● Assignment:
Transcribe, verbatim, every line from the start of the entries through the line that contains "These are equilibrium"; include both boundary lines and omit all others.

● Record extracts:
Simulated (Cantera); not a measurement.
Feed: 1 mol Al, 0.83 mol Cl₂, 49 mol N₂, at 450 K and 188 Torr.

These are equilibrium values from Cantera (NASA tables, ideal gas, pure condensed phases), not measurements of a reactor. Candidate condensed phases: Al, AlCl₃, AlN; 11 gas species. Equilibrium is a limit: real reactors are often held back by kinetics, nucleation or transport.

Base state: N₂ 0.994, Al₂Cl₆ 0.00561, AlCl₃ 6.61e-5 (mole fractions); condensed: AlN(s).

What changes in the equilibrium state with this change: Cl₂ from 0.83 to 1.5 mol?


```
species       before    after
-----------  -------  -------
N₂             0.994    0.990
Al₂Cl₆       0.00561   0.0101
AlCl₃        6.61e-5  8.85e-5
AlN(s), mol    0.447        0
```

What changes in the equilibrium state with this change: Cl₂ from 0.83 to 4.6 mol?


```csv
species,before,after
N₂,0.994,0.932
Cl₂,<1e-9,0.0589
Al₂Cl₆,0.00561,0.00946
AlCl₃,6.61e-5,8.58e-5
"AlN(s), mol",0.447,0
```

● Response area:
Simulated (Cantera); not a measurement.
Feed: 1 mol Al, 0.83 mol Cl₂, 49 mol N₂, at 450 K and 188 Torr.

These are equilibrium values from Cantera (NASA tables, ideal gas, pure condensed phases), not measurements of a reactor. Candidate condensed phases: Al, AlCl₃, AlN; 11 gas species. Equilibrium is a limit: real reactors are often held back by kinetics, nucleation or transport.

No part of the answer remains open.